****************************************

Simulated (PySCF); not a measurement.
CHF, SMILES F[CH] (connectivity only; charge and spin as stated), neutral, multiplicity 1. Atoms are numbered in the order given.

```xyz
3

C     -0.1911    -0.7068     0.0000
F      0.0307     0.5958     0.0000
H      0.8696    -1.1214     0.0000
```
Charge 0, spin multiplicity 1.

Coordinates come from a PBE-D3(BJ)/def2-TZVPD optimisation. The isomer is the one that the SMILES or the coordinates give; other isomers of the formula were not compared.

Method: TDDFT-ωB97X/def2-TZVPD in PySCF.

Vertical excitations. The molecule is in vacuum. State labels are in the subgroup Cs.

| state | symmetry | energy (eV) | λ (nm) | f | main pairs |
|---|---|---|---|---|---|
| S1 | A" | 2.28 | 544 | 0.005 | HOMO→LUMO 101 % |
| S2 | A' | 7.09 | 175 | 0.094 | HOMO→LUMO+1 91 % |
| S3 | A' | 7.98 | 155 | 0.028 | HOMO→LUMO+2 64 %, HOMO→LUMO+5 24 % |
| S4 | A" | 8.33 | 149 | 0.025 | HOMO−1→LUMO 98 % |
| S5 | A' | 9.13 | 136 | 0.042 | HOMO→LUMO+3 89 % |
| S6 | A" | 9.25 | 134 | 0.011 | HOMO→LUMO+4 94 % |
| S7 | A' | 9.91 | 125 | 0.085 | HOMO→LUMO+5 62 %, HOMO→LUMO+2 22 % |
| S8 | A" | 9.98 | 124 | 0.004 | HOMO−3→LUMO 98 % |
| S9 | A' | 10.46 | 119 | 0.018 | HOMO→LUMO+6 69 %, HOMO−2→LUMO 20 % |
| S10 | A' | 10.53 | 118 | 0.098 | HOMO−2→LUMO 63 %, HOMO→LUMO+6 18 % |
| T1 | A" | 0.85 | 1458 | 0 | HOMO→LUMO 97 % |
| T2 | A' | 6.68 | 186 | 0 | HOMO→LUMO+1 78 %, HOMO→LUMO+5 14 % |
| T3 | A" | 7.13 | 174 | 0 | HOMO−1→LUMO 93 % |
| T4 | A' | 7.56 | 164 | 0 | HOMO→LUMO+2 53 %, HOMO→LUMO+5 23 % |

****************************************

Assignment: Copy verbatim, from the listing above, each line from the one containing "HOMO−3→LUMO 98 % |" down to the one containing "HOMO−1→LUMO 93 % |", inclusive.

Exercise response:
| S8 | A" | 9.98 | 124 | 0.004 | HOMO−3→LUMO 98 % |
| S9 | A' | 10.46 | 119 | 0.018 | HOMO→LUMO+6 69 %, HOMO−2→LUMO 20 % |
| S10 | A' | 10.53 | 118 | 0.098 | HOMO−2→LUMO 63 %, HOMO→LUMO+6 18 % |
| T1 | A" | 0.85 | 1458 | 0 | HOMO→LUMO 97 % |
| T2 | A' | 6.68 | 186 | 0 | HOMO→LUMO+1 78 %, HOMO→LUMO+5 14 % |
| T3 | A" | 7.13 | 174 | 0 | HOMO−1→LUMO 93 % |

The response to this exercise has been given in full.